- - - -

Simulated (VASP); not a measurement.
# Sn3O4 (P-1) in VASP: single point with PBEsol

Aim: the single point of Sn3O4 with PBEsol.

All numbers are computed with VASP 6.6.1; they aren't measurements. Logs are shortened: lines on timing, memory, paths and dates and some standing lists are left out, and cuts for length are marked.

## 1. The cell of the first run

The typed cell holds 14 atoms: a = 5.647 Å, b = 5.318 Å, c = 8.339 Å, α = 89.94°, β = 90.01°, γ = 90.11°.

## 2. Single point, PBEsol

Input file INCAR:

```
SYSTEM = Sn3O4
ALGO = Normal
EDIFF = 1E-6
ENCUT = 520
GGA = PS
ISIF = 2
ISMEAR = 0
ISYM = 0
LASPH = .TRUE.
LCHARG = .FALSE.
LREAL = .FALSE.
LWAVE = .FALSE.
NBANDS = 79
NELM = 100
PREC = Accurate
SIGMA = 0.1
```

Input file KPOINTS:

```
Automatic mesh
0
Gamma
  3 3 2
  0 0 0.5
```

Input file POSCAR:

- - - -

● Assignment
Through the line that holds "## 1. The cell of the first run", repeat the material above exactly, starting at its first line.

● Exercise result
Simulated (VASP); not a measurement.
# Sn3O4 (P-1) in VASP: single point with PBEsol

Aim: the single point of Sn3O4 with PBEsol.

All numbers are computed with VASP 6.6.1; they aren't measurements. Logs are shortened: lines on timing, memory, paths and dates and some standing lists are left out, and cuts for length are marked.

## 1. The cell of the first run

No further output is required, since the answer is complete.